• Extracted data:
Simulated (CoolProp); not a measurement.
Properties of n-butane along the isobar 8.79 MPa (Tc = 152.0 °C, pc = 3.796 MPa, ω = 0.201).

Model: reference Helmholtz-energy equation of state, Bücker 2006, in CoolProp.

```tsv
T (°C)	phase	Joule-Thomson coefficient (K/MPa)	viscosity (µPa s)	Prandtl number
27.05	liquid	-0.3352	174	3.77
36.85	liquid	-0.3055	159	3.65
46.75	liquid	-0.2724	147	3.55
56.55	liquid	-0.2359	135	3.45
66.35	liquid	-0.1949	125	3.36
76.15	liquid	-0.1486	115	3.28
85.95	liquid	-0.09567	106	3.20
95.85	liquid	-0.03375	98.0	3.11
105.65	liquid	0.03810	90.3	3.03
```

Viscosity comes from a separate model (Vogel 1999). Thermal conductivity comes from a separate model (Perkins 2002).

• Work item: A word-for-word transcription of the listing above is what the answer should contain.

• Reply:
Simulated (CoolProp); not a measurement.
Properties of n-butane along the isobar 8.79 MPa (Tc = 152.0 °C, pc = 3.796 MPa, ω = 0.201).

Model: reference Helmholtz-energy equation of state, Bücker 2006, in CoolProp.

```tsv
T (°C)	phase	Joule-Thomson coefficient (K/MPa)	viscosity (µPa s)	Prandtl number
27.05	liquid	-0.3352	174	3.77
36.85	liquid	-0.3055	159	3.65
46.75	liquid	-0.2724	147	3.55
56.55	liquid	-0.2359	135	3.45
66.35	liquid	-0.1949	125	3.36
76.15	liquid	-0.1486	115	3.28
85.95	liquid	-0.09567	106	3.20
95.85	liquid	-0.03375	98.0	3.11
105.65	liquid	0.03810	90.3	3.03
```

Viscosity comes from a separate model (Vogel 1999). Thermal conductivity comes from a separate model (Perkins 2002).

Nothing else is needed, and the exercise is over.